Recorded information>
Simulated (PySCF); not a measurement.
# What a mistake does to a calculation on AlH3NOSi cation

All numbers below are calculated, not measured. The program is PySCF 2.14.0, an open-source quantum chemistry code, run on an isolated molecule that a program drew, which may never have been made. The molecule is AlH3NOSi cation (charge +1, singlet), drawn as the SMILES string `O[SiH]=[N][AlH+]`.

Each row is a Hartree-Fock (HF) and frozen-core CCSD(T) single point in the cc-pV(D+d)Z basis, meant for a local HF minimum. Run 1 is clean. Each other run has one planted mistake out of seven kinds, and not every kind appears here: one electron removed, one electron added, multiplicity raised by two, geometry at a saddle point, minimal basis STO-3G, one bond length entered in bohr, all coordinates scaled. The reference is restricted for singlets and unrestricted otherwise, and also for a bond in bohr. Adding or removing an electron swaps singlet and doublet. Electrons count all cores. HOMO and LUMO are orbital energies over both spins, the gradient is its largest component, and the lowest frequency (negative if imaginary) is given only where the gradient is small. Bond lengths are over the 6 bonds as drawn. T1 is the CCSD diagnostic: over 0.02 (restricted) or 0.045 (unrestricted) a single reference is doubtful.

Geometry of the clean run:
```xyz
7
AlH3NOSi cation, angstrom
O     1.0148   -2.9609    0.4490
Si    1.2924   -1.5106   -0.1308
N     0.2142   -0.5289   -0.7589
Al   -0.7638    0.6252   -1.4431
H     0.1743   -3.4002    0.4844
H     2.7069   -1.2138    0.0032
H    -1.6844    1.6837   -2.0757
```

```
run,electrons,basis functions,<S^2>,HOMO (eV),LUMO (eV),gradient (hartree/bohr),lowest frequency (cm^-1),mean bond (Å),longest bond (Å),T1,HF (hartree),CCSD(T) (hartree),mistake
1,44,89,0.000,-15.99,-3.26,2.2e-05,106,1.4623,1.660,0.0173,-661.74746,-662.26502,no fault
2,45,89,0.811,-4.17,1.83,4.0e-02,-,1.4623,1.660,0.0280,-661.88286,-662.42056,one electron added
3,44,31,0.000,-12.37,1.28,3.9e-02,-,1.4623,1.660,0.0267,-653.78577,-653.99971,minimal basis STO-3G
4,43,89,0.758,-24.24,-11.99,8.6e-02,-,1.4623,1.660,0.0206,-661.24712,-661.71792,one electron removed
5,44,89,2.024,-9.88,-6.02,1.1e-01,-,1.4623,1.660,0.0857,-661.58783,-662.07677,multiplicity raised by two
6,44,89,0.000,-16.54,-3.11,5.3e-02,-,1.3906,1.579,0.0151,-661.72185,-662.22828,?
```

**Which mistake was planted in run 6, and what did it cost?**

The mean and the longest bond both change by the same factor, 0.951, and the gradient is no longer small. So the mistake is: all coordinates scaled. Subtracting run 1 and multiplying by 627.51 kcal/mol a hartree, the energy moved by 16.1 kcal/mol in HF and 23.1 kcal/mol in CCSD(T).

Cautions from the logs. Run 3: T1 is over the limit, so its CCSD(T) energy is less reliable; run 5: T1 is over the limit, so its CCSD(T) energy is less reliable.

Work request>
Extract from the records above the lines from the one containing "did it cost?**" to the one containing "The mean and", both lines included, exactly as they appear and with nothing else.

Your solution>
**Which mistake was planted in run 6, and what did it cost?**

The mean and the longest bond both change by the same factor, 0.951, and the gradient is no longer small. So the mistake is: all coordinates scaled. Subtracting run 1 and multiplying by 627.51 kcal/mol a hartree, the energy moved by 16.1 kcal/mol in HF and 23.1 kcal/mol in CCSD(T).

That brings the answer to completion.